**ACTION ITEM:**
When you reach the entries below, transcribe each one exactly as it stands.

□ □ □ □

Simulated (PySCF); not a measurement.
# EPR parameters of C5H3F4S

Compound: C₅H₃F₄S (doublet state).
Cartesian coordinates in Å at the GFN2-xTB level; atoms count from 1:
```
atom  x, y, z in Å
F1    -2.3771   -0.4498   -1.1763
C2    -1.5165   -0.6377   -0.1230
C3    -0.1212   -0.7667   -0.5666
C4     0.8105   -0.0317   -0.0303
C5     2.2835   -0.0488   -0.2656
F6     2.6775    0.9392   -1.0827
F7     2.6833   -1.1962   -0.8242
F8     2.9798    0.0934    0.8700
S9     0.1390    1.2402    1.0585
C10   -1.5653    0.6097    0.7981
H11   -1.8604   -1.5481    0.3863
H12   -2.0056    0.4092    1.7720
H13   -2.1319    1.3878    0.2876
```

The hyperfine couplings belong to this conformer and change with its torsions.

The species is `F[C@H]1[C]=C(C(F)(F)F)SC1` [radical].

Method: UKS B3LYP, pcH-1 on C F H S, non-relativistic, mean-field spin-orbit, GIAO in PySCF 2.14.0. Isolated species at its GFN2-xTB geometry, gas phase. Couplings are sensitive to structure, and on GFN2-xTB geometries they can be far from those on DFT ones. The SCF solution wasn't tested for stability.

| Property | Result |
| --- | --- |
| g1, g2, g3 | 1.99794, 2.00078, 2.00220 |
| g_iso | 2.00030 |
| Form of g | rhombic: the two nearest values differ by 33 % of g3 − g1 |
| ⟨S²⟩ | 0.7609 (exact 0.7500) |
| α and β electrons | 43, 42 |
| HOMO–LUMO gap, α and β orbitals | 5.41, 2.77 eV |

□ □ □ □

**RESPONSE BOX:**
Simulated (PySCF); not a measurement.
# EPR parameters of C5H3F4S

Compound: C₅H₃F₄S (doublet state).
Cartesian coordinates in Å at the GFN2-xTB level; atoms count from 1:
```
atom  x, y, z in Å
F1    -2.3771   -0.4498   -1.1763
C2    -1.5165   -0.6377   -0.1230
C3    -0.1212   -0.7667   -0.5666
C4     0.8105   -0.0317   -0.0303
C5     2.2835   -0.0488   -0.2656
F6     2.6775    0.9392   -1.0827
F7     2.6833   -1.1962   -0.8242
F8     2.9798    0.0934    0.8700
S9     0.1390    1.2402    1.0585
C10   -1.5653    0.6097    0.7981
H11   -1.8604   -1.5481    0.3863
H12   -2.0056    0.4092    1.7720
H13   -2.1319    1.3878    0.2876
```

The hyperfine couplings belong to this conformer and change with its torsions.

The species is `F[C@H]1[C]=C(C(F)(F)F)SC1` [radical].

Method: UKS B3LYP, pcH-1 on C F H S, non-relativistic, mean-field spin-orbit, GIAO in PySCF 2.14.0. Isolated species at its GFN2-xTB geometry, gas phase. Couplings are sensitive to structure, and on GFN2-xTB geometries they can be far from those on DFT ones. The SCF solution wasn't tested for stability.

| Property | Result |
| --- | --- |
| g1, g2, g3 | 1.99794, 2.00078, 2.00220 |
| g_iso | 2.00030 |
| Form of g | rhombic: the two nearest values differ by 33 % of g3 − g1 |
| ⟨S²⟩ | 0.7609 (exact 0.7500) |
| α and β electrons | 43, 42 |
| HOMO–LUMO gap, α and β orbitals | 5.41, 2.77 eV |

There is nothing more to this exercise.